> [WORK REQUEST]: Repeat exactly the lines from the start of the entries below through the line containing "- Spin: non-collinear". Omit the rest.

> [DATA EXCERPTS]:
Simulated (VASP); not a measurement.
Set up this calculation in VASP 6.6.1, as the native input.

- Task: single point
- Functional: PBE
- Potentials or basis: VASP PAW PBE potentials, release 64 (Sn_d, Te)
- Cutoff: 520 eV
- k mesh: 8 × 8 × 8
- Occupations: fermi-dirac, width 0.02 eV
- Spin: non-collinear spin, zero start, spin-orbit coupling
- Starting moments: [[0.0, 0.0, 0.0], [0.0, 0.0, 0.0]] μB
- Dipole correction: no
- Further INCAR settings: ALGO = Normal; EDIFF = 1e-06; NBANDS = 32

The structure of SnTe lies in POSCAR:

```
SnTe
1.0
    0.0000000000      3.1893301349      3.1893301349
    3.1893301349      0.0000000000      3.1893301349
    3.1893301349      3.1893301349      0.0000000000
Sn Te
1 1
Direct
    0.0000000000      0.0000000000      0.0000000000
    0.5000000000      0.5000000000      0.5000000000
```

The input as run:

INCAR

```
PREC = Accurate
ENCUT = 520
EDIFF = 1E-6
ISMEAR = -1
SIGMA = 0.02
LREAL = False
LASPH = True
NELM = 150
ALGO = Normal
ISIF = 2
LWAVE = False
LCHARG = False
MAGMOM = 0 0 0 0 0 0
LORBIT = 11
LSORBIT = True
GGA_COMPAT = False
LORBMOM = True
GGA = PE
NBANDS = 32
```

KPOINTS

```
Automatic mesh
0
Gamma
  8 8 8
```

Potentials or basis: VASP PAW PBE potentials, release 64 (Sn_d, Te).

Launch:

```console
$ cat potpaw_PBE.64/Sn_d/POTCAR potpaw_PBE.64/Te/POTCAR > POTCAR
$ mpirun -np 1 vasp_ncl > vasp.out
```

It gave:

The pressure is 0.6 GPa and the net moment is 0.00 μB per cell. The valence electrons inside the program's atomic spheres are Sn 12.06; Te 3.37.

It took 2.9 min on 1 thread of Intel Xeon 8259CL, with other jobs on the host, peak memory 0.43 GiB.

> [ANSWER SPACE]:
Simulated (VASP); not a measurement.
Set up this calculation in VASP 6.6.1, as the native input.

- Task: single point
- Functional: PBE
- Potentials or basis: VASP PAW PBE potentials, release 64 (Sn_d, Te)
- Cutoff: 520 eV
- k mesh: 8 × 8 × 8
- Occupations: fermi-dirac, width 0.02 eV
- Spin: non-collinear spin, zero start, spin-orbit coupling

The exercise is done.